Data extract
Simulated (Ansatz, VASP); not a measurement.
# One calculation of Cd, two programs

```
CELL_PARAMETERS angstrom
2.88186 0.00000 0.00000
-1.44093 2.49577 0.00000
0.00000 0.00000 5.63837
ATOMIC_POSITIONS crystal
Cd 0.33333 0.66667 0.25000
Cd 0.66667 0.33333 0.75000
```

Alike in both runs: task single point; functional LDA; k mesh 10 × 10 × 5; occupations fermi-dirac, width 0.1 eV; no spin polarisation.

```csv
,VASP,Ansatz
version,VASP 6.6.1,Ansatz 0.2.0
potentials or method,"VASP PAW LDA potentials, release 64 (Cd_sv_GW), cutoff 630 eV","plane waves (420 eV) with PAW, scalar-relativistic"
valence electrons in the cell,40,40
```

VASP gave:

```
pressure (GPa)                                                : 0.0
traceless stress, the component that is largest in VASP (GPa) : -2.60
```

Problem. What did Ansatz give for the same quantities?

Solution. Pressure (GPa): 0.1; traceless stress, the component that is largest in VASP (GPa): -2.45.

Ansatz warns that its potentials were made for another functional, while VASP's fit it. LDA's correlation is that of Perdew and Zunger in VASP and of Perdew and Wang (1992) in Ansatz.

Work item
Reproduce the material above exactly, beginning at its first line and ending with the line that holds "Solution. Pressure (GPa): 0.1;". Include nothing else.

Written answer
Simulated (Ansatz, VASP); not a measurement.
# One calculation of Cd, two programs

```
CELL_PARAMETERS angstrom
2.88186 0.00000 0.00000
-1.44093 2.49577 0.00000
0.00000 0.00000 5.63837
ATOMIC_POSITIONS crystal
Cd 0.33333 0.66667 0.25000
Cd 0.66667 0.33333 0.75000
```

Alike in both runs: task single point; functional LDA; k mesh 10 × 10 × 5; occupations fermi-dirac, width 0.1 eV; no spin polarisation.

```csv
,VASP,Ansatz
version,VASP 6.6.1,Ansatz 0.2.0
potentials or method,"VASP PAW LDA potentials, release 64 (Cd_sv_GW), cutoff 630 eV","plane waves (420 eV) with PAW, scalar-relativistic"
valence electrons in the cell,40,40
```

VASP gave:

```
pressure (GPa)                                                : 0.0
traceless stress, the component that is largest in VASP (GPa) : -2.60
```

Problem. What did Ansatz give for the same quantities?

Solution. Pressure (GPa): 0.1; traceless stress, the component that is largest in VASP (GPa): -2.45.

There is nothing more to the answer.